── Information shown

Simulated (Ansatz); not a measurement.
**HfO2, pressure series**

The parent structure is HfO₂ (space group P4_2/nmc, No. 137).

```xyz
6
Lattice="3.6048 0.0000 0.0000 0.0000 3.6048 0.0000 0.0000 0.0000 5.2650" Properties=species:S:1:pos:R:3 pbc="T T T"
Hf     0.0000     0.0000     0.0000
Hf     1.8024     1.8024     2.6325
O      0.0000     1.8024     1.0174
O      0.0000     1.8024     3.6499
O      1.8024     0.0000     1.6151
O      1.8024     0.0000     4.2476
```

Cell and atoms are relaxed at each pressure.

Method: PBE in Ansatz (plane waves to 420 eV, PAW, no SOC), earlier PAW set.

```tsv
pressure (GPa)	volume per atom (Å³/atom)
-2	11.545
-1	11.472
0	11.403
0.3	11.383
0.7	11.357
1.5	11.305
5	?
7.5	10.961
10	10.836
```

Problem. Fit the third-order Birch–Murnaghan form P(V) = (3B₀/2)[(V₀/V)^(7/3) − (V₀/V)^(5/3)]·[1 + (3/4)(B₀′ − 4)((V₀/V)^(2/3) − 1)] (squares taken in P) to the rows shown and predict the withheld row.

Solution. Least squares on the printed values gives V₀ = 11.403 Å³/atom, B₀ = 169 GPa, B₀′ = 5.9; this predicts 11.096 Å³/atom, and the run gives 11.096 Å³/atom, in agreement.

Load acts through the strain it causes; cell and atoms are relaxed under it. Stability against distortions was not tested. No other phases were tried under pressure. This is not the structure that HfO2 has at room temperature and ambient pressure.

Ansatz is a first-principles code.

────

Exercise:
Transcribe every entry exactly as it reads.

Response box:
Simulated (Ansatz); not a measurement.
**HfO2, pressure series**

The parent structure is HfO₂ (space group P4_2/nmc, No. 137).

```xyz
6
Lattice="3.6048 0.0000 0.0000 0.0000 3.6048 0.0000 0.0000 0.0000 5.2650" Properties=species:S:1:pos:R:3 pbc="T T T"
Hf     0.0000     0.0000     0.0000
Hf     1.8024     1.8024     2.6325
O      0.0000     1.8024     1.0174
O      0.0000     1.8024     3.6499
O      1.8024     0.0000     1.6151
O      1.8024     0.0000     4.2476
```

Cell and atoms are relaxed at each pressure.

Method: PBE in Ansatz (plane waves to 420 eV, PAW, no SOC), earlier PAW set.

```tsv
pressure (GPa)	volume per atom (Å³/atom)
-2	11.545
-1	11.472
0	11.403
0.3	11.383
0.7	11.357
1.5	11.305
5	?
7.5	10.961
10	10.836
```

Problem. Fit the third-order Birch–Murnaghan form P(V) = (3B₀/2)[(V₀/V)^(7/3) − (V₀/V)^(5/3)]·[1 + (3/4)(B₀′ − 4)((V₀/V)^(2/3) − 1)] (squares taken in P) to the rows shown and predict the withheld row.

Solution. Least squares on the printed values gives V₀ = 11.403 Å³/atom, B₀ = 169 GPa, B₀′ = 5.9; this predicts 11.096 Å³/atom, and the run gives 11.096 Å³/atom, in agreement.

Load acts through the strain it causes; cell and atoms are relaxed under it. Stability against distortions was not tested. No other phases were tried under pressure. This is not the structure that HfO2 has at room temperature and ambient pressure.

Ansatz is a first-principles code.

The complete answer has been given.